■ Exercise:
In the entries below, find the line with "Spin–orbit coupling is" and the line with "Cost on a shared"; give again those lines and every line between them, exactly.

___ Material supplied

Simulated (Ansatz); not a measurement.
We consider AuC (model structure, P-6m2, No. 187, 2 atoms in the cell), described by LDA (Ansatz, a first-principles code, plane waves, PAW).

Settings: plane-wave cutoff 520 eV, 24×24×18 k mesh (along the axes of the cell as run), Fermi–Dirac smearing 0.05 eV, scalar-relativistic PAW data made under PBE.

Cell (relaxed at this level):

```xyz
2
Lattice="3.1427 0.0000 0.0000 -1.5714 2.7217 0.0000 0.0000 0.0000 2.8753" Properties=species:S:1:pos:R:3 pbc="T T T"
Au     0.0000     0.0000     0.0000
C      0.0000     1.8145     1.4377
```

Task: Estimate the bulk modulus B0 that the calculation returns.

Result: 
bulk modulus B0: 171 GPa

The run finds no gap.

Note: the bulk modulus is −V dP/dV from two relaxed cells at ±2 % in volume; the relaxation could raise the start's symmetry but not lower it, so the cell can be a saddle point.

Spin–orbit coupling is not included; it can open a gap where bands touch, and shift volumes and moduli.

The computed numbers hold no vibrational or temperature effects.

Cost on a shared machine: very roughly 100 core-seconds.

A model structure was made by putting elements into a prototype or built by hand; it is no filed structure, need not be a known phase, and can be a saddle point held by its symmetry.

______

■ Exercise answer:
Spin–orbit coupling is not included; it can open a gap where bands touch, and shift volumes and moduli.

The computed numbers hold no vibrational or temperature effects.

Cost on a shared machine: very roughly 100 core-seconds.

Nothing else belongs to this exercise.